Given data:
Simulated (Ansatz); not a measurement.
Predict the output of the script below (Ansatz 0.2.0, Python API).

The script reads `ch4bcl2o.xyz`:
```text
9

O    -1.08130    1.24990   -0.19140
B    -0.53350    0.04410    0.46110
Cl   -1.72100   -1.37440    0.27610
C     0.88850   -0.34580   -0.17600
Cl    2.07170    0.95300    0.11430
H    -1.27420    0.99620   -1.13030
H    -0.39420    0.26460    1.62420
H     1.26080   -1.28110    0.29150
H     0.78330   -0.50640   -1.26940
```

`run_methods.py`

Requirement: Give the listing once more, unchanged in every line.

Answer section:
Simulated (Ansatz); not a measurement.
Predict the output of the script below (Ansatz 0.2.0, Python API).

The script reads `ch4bcl2o.xyz`:
```text
9

O    -1.08130    1.24990   -0.19140
B    -0.53350    0.04410    0.46110
Cl   -1.72100   -1.37440    0.27610
C     0.88850   -0.34580   -0.17600
Cl    2.07170    0.95300    0.11430
H    -1.27420    0.99620   -1.13030
H    -0.39420    0.26460    1.62420
H     1.26080   -1.28110    0.29150
H     0.78330   -0.50640   -1.26940
```

`run_methods.py`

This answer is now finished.